= Work item =
Would you restate the entries below word for word, starting at the first line and ending with the one that has "The numbers come"?

= Material shown =
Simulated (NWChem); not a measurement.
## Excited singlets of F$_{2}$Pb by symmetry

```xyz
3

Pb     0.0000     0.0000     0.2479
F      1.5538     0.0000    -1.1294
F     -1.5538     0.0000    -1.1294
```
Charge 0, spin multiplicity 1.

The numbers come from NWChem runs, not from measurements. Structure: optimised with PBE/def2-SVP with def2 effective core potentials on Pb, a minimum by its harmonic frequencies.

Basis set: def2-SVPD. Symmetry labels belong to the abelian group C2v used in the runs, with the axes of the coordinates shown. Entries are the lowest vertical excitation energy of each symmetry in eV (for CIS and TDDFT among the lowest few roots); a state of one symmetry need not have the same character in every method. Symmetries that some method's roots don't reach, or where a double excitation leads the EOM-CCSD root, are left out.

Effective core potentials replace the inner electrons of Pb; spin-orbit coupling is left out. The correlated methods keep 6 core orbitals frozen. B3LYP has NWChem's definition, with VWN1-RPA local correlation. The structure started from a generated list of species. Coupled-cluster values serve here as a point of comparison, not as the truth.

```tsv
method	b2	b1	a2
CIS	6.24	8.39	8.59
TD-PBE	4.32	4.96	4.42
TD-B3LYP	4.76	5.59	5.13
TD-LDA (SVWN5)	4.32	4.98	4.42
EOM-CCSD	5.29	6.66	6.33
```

= Exercise output =
Simulated (NWChem); not a measurement.
## Excited singlets of F$_{2}$Pb by symmetry

```xyz
3

Pb     0.0000     0.0000     0.2479
F      1.5538     0.0000    -1.1294
F     -1.5538     0.0000    -1.1294
```
Charge 0, spin multiplicity 1.

The numbers come from NWChem runs, not from measurements. Structure: optimised with PBE/def2-SVP with def2 effective core potentials on Pb, a minimum by its harmonic frequencies.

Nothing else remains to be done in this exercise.